§ Dataset excerpts
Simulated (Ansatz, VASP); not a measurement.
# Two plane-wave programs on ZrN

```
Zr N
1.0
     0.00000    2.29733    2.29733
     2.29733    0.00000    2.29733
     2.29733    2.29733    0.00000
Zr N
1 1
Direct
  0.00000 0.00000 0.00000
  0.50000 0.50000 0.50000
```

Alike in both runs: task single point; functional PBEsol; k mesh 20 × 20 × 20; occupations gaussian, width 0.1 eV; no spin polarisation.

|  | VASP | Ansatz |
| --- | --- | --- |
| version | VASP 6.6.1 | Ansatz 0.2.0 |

§ Task item
Everything in the listing is to be restated exactly.

§ Response box
Simulated (Ansatz, VASP); not a measurement.
# Two plane-wave programs on ZrN

```
Zr N
1.0
     0.00000    2.29733    2.29733
     2.29733    0.00000    2.29733
     2.29733    2.29733    0.00000
Zr N
1 1
Direct
  0.00000 0.00000 0.00000
  0.50000 0.50000 0.50000
```

Alike in both runs: task single point; functional PBEsol; k mesh 20 × 20 × 20; occupations gaussian, width 0.1 eV; no spin polarisation.

|  | VASP | Ansatz |
| --- | --- | --- |
| version | VASP 6.6.1 | Ansatz 0.2.0 |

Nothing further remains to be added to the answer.